**WORK REQUEST:** The whole listing should be retyped exactly as it appears.

════

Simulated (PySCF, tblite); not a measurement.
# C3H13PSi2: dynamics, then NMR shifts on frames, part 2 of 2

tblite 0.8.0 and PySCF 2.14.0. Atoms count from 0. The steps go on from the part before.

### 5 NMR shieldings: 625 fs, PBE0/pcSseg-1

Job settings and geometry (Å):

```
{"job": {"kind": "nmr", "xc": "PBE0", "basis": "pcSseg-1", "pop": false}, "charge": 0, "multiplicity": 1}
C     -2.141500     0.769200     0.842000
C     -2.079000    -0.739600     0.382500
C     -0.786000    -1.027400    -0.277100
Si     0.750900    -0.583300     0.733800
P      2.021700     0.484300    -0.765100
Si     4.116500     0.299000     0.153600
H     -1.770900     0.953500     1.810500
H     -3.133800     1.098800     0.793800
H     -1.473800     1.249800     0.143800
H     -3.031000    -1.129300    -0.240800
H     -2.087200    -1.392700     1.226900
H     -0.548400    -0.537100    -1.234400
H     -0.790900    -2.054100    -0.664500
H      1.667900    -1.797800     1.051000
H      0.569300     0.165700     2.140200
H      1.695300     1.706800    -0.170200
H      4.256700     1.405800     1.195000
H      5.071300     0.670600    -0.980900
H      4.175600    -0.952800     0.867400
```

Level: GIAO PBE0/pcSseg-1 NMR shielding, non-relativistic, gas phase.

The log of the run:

════

**EXERCISE ANSWER:**
Simulated (PySCF, tblite); not a measurement.
# C3H13PSi2: dynamics, then NMR shifts on frames, part 2 of 2

tblite 0.8.0 and PySCF 2.14.0. Atoms count from 0. The steps go on from the part before.

### 5 NMR shieldings: 625 fs, PBE0/pcSseg-1

Job settings and geometry (Å):

```
{"job": {"kind": "nmr", "xc": "PBE0", "basis": "pcSseg-1", "pop": false}, "charge": 0, "multiplicity": 1}
C     -2.141500     0.769200     0.842000
C     -2.079000    -0.739600     0.382500
C     -0.786000    -1.027400    -0.277100
Si     0.750900    -0.583300     0.733800
P      2.021700     0.484300    -0.765100
Si     4.116500     0.299000     0.153600
H     -1.770900     0.953500     1.810500
H     -3.133800     1.098800     0.793800
H     -1.473800     1.249800     0.143800
H     -3.031000    -1.129300    -0.240800
H     -2.087200    -1.392700     1.226900
H     -0.548400    -0.537100    -1.234400
H     -0.790900    -2.054100    -0.664500
H      1.667900    -1.797800     1.051000
H      0.569300     0.165700     2.140200
H      1.695300     1.706800    -0.170200
H      4.256700     1.405800     1.195000
H      5.071300     0.670600    -0.980900
H      4.175600    -0.952800     0.867400
```

Level: GIAO PBE0/pcSseg-1 NMR shielding, non-relativistic, gas phase.

The log of the run:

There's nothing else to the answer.